__ACTIVITY__.
Start at the first line of the listing below. Write out each line exactly, stopping after the one that contains "the first run**".

START SUPPLIED MATERIAL

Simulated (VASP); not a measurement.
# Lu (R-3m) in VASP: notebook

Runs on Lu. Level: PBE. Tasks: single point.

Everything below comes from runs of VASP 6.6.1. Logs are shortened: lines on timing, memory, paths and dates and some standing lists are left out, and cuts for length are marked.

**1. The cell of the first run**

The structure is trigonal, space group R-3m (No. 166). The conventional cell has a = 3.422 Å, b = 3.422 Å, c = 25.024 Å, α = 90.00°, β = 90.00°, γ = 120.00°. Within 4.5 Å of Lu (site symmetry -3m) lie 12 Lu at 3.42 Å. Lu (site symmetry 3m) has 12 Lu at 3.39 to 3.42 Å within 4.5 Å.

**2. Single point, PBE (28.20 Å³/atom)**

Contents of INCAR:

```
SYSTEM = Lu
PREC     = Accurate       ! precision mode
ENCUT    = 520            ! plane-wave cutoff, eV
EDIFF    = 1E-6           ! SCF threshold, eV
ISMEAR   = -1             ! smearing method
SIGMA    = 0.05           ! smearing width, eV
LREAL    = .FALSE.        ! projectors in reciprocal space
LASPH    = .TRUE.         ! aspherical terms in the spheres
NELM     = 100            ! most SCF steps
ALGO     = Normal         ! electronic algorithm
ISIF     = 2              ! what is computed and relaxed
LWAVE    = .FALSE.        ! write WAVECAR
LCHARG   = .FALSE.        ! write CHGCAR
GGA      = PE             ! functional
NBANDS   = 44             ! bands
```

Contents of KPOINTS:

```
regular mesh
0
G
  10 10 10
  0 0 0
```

END SUPPLIED MATERIAL

__EXERCISE SOLUTION__.
Simulated (VASP); not a measurement.
# Lu (R-3m) in VASP: notebook

Runs on Lu. Level: PBE. Tasks: single point.

Everything below comes from runs of VASP 6.6.1. Logs are shortened: lines on timing, memory, paths and dates and some standing lists are left out, and cuts for length are marked.

**1. The cell of the first run**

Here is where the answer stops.